SUPPLIED DATA:
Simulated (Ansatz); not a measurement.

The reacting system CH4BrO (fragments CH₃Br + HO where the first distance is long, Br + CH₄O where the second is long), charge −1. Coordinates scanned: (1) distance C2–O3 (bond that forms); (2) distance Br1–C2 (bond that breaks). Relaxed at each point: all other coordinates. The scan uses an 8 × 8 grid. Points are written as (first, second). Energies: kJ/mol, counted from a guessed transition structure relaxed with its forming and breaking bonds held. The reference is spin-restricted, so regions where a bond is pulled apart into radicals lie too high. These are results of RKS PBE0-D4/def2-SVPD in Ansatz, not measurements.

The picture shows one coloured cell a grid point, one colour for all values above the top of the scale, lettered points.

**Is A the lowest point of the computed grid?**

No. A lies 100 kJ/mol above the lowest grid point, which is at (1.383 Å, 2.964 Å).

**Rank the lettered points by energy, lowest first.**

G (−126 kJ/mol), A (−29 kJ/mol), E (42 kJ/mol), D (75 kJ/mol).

REQUIRED ACTION: In the listing above, find the line with "No. A lies 100" and the line with "energy, lowest first.**". Output those two lines and every line between them, exactly as written.

ANSWER BOX:
No. A lies 100 kJ/mol above the lowest grid point, which is at (1.383 Å, 2.964 Å).

**Rank the lettered points by energy, lowest first.**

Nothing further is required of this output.